=== Requirement ===
Transcribe all the records with complete accuracy.

=== Stored data ===

━━━━

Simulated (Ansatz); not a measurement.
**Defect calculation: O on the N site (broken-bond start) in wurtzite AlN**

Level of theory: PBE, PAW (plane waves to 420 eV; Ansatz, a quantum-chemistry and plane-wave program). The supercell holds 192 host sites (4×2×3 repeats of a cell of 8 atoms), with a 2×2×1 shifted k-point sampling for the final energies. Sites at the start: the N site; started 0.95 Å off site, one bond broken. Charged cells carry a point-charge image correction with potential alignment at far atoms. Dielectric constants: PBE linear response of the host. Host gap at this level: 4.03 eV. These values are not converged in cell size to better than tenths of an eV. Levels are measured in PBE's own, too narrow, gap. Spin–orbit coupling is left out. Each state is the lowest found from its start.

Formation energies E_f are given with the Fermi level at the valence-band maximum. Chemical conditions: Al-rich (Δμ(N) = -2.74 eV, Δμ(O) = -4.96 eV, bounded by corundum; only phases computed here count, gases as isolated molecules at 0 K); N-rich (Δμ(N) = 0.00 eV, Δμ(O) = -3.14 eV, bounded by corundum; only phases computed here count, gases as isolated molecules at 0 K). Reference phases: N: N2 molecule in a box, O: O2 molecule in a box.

━━━━

=== Written reply ===
Simulated (Ansatz); not a measurement.
**Defect calculation: O on the N site (broken-bond start) in wurtzite AlN**

Level of theory: PBE, PAW (plane waves to 420 eV; Ansatz, a quantum-chemistry and plane-wave program). The supercell holds 192 host sites (4×2×3 repeats of a cell of 8 atoms), with a 2×2×1 shifted k-point sampling for the final energies. Sites at the start: the N site; started 0.95 Å off site, one bond broken. Charged cells carry a point-charge image correction with potential alignment at far atoms. Dielectric constants: PBE linear response of the host. Host gap at this level: 4.03 eV. These values are not converged in cell size to better than tenths of an eV. Levels are measured in PBE's own, too narrow, gap. Spin–orbit coupling is left out. Each state is the lowest found from its start.

Formation energies E_f are given with the Fermi level at the valence-band maximum. Chemical conditions: Al-rich (Δμ(N) = -2.74 eV, Δμ(O) = -4.96 eV, bounded by corundum; only phases computed here count, gases as isolated molecules at 0 K); N-rich (Δμ(N) = 0.00 eV, Δμ(O) = -3.14 eV, bounded by corundum; only phases computed here count, gases as isolated molecules at 0 K). Reference phases: N: N2 molecule in a box, O: O2 molecule in a box.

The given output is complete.